— EXERCISE DATA —
□ □ □
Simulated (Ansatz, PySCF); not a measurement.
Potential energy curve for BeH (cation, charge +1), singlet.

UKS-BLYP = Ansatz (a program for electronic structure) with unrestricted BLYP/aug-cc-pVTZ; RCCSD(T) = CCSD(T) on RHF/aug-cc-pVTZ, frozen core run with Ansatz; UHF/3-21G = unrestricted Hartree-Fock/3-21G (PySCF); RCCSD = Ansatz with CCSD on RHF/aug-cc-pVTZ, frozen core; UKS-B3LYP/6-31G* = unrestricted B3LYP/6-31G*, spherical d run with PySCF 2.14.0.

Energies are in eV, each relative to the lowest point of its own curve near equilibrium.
□ □ □

— ACTIVITY —
Working from the material above, restate word for word the lines between the line with "Potential energy curve" and the line with "UKS-BLYP = Ansatz", both included, and only those.

— RESPONSE BOX —
Potential energy curve for BeH (cation, charge +1), singlet.

UKS-BLYP = Ansatz (a program for electronic structure) with unrestricted BLYP/aug-cc-pVTZ; RCCSD(T) = CCSD(T) on RHF/aug-cc-pVTZ, frozen core run with Ansatz; UHF/3-21G = unrestricted Hartree-Fock/3-21G (PySCF); RCCSD = Ansatz with CCSD on RHF/aug-cc-pVTZ, frozen core; UKS-B3LYP/6-31G* = unrestricted B3LYP/6-31G*, spherical d run with PySCF 2.14.0.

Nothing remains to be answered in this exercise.